**Action item**
The answer must be an exact copy of the listing below.

** Provided records follows **

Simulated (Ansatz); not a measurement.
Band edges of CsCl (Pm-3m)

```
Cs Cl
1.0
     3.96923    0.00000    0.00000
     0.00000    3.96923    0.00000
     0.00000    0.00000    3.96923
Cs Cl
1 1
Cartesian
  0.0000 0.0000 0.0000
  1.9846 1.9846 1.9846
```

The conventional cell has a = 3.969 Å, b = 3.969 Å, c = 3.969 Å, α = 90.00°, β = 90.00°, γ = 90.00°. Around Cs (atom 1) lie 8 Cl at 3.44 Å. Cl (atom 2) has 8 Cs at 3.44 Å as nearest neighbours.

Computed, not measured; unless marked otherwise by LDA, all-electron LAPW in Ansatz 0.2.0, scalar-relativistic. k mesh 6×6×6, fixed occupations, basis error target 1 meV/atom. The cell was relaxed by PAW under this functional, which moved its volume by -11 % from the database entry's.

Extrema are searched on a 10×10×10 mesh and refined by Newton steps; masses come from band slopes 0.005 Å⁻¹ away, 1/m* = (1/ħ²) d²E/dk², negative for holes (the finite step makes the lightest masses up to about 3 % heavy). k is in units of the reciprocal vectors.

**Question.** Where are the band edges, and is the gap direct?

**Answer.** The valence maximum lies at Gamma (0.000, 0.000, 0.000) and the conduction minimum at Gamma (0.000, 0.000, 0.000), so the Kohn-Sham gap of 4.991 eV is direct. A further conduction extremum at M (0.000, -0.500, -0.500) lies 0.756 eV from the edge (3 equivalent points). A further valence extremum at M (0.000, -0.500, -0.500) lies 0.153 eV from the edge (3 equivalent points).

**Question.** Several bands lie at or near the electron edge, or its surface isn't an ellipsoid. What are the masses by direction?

** End of Provided records **

**Exercise response**
Simulated (Ansatz); not a measurement.
Band edges of CsCl (Pm-3m)

```
Cs Cl
1.0
     3.96923    0.00000    0.00000
     0.00000    3.96923    0.00000
     0.00000    0.00000    3.96923
Cs Cl
1 1
Cartesian
  0.0000 0.0000 0.0000
  1.9846 1.9846 1.9846
```

The conventional cell has a = 3.969 Å, b = 3.969 Å, c = 3.969 Å, α = 90.00°, β = 90.00°, γ = 90.00°. Around Cs (atom 1) lie 8 Cl at 3.44 Å. Cl (atom 2) has 8 Cs at 3.44 Å as nearest neighbours.

Computed, not measured; unless marked otherwise by LDA, all-electron LAPW in Ansatz 0.2.0, scalar-relativistic. k mesh 6×6×6, fixed occupations, basis error target 1 meV/atom. The cell was relaxed by PAW under this functional, which moved its volume by -11 % from the database entry's.

Extrema are searched on a 10×10×10 mesh and refined by Newton steps; masses come from band slopes 0.005 Å⁻¹ away, 1/m* = (1/ħ²) d²E/dk², negative for holes (the finite step makes the lightest masses up to about 3 % heavy). k is in units of the reciprocal vectors.

**Question.** Where are the band edges, and is the gap direct?

**Answer.** The valence maximum lies at Gamma (0.000, 0.000, 0.000) and the conduction minimum at Gamma (0.000, 0.000, 0.000), so the Kohn-Sham gap of 4.991 eV is direct. A further conduction extremum at M (0.000, -0.500, -0.500) lies 0.756 eV from the edge (3 equivalent points). A further valence extremum at M (0.000, -0.500, -0.500) lies 0.153 eV from the edge (3 equivalent points).

**Question.** Several bands lie at or near the electron edge, or its surface isn't an ellipsoid. What are the masses by direction?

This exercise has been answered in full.